### Source data

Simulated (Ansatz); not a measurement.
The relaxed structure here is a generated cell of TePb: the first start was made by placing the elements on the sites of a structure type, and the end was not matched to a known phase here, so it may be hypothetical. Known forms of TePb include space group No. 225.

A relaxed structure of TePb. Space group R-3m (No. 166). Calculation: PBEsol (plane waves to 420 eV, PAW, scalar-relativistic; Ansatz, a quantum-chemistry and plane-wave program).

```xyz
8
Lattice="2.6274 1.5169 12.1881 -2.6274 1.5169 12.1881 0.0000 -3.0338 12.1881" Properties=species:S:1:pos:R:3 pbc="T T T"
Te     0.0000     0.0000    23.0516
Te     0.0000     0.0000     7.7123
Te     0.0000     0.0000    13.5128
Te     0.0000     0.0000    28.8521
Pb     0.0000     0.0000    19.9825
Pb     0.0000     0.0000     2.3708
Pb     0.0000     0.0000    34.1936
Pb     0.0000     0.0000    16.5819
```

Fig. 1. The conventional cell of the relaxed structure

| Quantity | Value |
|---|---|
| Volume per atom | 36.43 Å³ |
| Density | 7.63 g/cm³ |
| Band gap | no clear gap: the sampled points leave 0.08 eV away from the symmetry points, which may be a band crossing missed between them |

######

▸ **Work request**:
The entries above hold a line with "Fig. 1. The" and a later line with "7.63 g/cm³ |". Write out exactly those lines and all lines between, nothing more.

▸ **Response**:
Fig. 1. The conventional cell of the relaxed structure

| Quantity | Value |
|---|---|
| Volume per atom | 36.43 Å³ |
| Density | 7.63 g/cm³ |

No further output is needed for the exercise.